--------

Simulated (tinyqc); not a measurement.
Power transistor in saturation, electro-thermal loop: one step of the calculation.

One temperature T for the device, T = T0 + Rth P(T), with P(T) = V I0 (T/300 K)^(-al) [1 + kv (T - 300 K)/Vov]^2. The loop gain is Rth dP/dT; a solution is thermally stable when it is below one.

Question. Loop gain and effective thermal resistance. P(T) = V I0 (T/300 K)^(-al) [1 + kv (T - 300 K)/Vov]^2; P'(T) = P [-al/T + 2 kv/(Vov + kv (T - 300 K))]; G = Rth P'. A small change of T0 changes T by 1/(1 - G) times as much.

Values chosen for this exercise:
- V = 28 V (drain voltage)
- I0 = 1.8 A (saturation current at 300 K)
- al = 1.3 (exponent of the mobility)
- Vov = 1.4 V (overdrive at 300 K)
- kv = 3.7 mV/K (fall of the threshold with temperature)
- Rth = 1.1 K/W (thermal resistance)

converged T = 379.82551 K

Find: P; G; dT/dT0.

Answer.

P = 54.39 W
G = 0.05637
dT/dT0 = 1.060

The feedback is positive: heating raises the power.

--------

Action item
What you return must be the lines above that run from the line with "G = 0.05637" to the line with "dT/dT0 = 1.060", inclusive, each copied exactly.

Answer area
G = 0.05637
dT/dT0 = 1.060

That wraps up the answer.